▸ Action item: Give back, exactly as written, the lines from the beginning of the listing through the one that contains "The raw output".

▸ Data listing:
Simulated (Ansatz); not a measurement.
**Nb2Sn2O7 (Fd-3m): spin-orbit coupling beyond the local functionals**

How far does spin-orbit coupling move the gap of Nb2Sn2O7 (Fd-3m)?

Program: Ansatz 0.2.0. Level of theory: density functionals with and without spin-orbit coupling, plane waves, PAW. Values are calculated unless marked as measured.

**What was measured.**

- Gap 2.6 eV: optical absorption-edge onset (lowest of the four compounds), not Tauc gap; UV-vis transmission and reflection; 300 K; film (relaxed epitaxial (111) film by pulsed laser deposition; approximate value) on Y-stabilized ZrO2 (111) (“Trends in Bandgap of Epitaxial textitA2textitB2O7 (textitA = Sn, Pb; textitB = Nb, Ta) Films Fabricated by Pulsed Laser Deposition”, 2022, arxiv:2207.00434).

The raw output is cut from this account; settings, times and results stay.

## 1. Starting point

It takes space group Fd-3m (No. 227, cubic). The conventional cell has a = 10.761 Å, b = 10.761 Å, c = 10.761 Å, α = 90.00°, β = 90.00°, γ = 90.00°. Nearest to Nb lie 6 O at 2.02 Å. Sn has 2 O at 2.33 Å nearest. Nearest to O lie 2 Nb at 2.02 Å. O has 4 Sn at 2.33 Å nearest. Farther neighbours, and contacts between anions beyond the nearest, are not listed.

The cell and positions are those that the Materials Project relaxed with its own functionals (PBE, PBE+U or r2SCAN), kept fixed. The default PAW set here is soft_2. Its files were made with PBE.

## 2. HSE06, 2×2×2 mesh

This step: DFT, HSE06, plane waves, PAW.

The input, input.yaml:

▸ Written solution:
Simulated (Ansatz); not a measurement.
**Nb2Sn2O7 (Fd-3m): spin-orbit coupling beyond the local functionals**

How far does spin-orbit coupling move the gap of Nb2Sn2O7 (Fd-3m)?

Program: Ansatz 0.2.0. Level of theory: density functionals with and without spin-orbit coupling, plane waves, PAW. Values are calculated unless marked as measured.

**What was measured.**

- Gap 2.6 eV: optical absorption-edge onset (lowest of the four compounds), not Tauc gap; UV-vis transmission and reflection; 300 K; film (relaxed epitaxial (111) film by pulsed laser deposition; approximate value) on Y-stabilized ZrO2 (111) (“Trends in Bandgap of Epitaxial textitA2textitB2O7 (textitA = Sn, Pb; textitB = Nb, Ta) Films Fabricated by Pulsed Laser Deposition”, 2022, arxiv:2207.00434).

The raw output is cut from this account; settings, times and results stay.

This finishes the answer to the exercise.